BEGIN Supplied entries

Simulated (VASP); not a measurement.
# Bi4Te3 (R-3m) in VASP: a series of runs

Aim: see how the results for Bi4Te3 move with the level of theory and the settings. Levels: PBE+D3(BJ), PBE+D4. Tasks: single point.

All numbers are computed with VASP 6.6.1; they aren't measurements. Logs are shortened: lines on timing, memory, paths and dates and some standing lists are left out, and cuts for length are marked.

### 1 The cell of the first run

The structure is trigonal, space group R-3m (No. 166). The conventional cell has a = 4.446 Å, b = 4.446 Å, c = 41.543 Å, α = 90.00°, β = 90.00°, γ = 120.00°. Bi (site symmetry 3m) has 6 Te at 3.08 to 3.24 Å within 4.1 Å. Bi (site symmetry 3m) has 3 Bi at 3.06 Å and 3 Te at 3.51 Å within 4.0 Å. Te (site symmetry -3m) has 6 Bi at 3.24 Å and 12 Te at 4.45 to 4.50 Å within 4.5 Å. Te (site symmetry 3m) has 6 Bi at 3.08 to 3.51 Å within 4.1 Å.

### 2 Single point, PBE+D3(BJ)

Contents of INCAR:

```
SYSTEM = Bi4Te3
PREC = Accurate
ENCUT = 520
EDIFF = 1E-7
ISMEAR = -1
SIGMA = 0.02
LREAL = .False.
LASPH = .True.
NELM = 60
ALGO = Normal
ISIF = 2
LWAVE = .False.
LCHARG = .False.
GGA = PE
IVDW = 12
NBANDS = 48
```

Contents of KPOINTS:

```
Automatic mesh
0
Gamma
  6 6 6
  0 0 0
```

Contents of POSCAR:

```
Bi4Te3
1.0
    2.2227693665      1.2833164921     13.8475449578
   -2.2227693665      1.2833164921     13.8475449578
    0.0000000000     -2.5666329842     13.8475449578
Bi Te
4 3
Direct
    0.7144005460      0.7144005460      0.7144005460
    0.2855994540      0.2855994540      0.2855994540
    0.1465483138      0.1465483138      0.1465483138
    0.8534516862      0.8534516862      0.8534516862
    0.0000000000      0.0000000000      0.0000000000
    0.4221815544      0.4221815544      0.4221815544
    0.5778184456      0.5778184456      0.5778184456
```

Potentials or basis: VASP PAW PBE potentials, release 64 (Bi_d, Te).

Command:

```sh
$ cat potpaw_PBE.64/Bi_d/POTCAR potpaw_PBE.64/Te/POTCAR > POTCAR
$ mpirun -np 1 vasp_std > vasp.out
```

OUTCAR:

END Supplied entries

■ **Exercise**
Only the lines from the beginning of the material above through the line with "### 1 The cell of the first run" are wanted; extract them exactly.

■ **Exercise output**
Simulated (VASP); not a measurement.
# Bi4Te3 (R-3m) in VASP: a series of runs

Aim: see how the results for Bi4Te3 move with the level of theory and the settings. Levels: PBE+D3(BJ), PBE+D4. Tasks: single point.

All numbers are computed with VASP 6.6.1; they aren't measurements. Logs are shortened: lines on timing, memory, paths and dates and some standing lists are left out, and cuts for length are marked.

### 1 The cell of the first run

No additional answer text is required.